Repeat precisely the span of lines below that opens with the line containing "Potentials or basis: VASP" and closes with the line containing "How long does it take, and how much memory?", both included.

__MATERIAL SHOWN__:
━━━━━━━━━━━━━━━━━━━━━━━━━━━━━━
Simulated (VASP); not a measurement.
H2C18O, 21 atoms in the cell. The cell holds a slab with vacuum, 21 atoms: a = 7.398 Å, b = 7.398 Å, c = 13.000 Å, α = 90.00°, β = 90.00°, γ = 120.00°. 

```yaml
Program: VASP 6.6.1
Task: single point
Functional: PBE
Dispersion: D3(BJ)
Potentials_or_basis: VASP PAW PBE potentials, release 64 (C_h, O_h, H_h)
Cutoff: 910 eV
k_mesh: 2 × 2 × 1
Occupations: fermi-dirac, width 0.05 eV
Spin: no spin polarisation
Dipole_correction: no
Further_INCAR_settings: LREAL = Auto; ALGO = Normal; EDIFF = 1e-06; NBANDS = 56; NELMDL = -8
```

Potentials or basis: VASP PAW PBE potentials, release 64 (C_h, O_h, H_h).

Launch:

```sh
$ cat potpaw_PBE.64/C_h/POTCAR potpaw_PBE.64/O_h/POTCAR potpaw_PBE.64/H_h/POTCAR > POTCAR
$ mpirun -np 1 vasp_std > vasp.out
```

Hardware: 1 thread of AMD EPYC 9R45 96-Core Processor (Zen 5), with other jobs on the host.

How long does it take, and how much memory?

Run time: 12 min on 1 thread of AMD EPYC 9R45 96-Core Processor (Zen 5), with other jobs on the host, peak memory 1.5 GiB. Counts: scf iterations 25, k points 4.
━━━━━━━━━━━━━━━━━━━━━━━━━━━━━━

__RESPONSE BOX__:
Potentials or basis: VASP PAW PBE potentials, release 64 (C_h, O_h, H_h).

Launch:

```sh
$ cat potpaw_PBE.64/C_h/POTCAR potpaw_PBE.64/O_h/POTCAR potpaw_PBE.64/H_h/POTCAR > POTCAR
$ mpirun -np 1 vasp_std > vasp.out
```

Hardware: 1 thread of AMD EPYC 9R45 96-Core Processor (Zen 5), with other jobs on the host.

How long does it take, and how much memory?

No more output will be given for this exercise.